INFORMATION GIVEN Start Marker

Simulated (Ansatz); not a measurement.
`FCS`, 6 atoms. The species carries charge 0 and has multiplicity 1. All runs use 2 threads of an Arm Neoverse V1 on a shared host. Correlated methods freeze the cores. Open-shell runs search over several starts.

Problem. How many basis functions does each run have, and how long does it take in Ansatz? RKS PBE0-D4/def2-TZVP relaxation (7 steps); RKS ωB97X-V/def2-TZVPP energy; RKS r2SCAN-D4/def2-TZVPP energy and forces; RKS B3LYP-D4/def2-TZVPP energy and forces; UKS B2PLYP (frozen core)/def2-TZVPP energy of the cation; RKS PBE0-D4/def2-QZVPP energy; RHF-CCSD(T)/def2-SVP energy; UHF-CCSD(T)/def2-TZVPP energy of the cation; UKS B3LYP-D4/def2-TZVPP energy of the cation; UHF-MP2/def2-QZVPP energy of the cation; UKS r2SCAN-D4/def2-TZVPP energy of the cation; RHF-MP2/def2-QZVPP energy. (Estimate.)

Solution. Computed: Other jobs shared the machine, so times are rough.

INFORMATION GIVEN End Marker

REQUIREMENT: Your task is to transcribe all of the entries word for word.

ANSWER SPACE:
Simulated (Ansatz); not a measurement.
`FCS`, 6 atoms. The species carries charge 0 and has multiplicity 1. All runs use 2 threads of an Arm Neoverse V1 on a shared host. Correlated methods freeze the cores. Open-shell runs search over several starts.

Problem. How many basis functions does each run have, and how long does it take in Ansatz? RKS PBE0-D4/def2-TZVP relaxation (7 steps); RKS ωB97X-V/def2-TZVPP energy; RKS r2SCAN-D4/def2-TZVPP energy and forces; RKS B3LYP-D4/def2-TZVPP energy and forces; UKS B2PLYP (frozen core)/def2-TZVPP energy of the cation; RKS PBE0-D4/def2-QZVPP energy; RHF-CCSD(T)/def2-SVP energy; UHF-CCSD(T)/def2-TZVPP energy of the cation; UKS B3LYP-D4/def2-TZVPP energy of the cation; UHF-MP2/def2-QZVPP energy of the cation; UKS r2SCAN-D4/def2-TZVPP energy of the cation; RHF-MP2/def2-QZVPP energy. (Estimate.)

Solution. Computed: Other jobs shared the machine, so times are rough.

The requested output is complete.